Exercise
Begin with the first line of the listing and quote every line through the one containing "Calculated with Ansatz"; give only those lines.

Dataset
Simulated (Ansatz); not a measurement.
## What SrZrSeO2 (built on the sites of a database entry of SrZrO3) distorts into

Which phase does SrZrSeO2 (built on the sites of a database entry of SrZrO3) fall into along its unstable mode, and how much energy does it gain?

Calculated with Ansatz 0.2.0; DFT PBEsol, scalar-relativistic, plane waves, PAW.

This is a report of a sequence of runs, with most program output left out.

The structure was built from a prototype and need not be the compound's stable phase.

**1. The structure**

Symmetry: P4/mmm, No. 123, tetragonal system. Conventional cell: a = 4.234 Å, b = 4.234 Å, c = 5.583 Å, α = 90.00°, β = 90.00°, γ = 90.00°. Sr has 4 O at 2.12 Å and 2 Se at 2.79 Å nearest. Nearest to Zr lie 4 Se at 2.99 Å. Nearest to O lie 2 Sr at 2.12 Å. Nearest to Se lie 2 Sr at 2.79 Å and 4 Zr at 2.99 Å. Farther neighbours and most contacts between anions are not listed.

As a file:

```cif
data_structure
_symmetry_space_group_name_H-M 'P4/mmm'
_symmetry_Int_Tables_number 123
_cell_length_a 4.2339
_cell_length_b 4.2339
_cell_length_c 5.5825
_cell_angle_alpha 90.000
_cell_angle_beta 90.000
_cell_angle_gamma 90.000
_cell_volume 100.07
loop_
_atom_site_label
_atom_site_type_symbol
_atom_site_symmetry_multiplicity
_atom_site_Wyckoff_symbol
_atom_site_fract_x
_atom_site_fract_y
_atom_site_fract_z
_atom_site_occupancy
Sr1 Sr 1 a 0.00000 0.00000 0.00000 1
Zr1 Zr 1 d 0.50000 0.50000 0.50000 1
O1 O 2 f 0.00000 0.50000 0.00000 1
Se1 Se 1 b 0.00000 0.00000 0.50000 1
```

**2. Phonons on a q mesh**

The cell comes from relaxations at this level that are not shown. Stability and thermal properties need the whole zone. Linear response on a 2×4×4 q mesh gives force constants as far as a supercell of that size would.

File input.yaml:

Response area
Simulated (Ansatz); not a measurement.
## What SrZrSeO2 (built on the sites of a database entry of SrZrO3) distorts into

Which phase does SrZrSeO2 (built on the sites of a database entry of SrZrO3) fall into along its unstable mode, and how much energy does it gain?

Calculated with Ansatz 0.2.0; DFT PBEsol, scalar-relativistic, plane waves, PAW.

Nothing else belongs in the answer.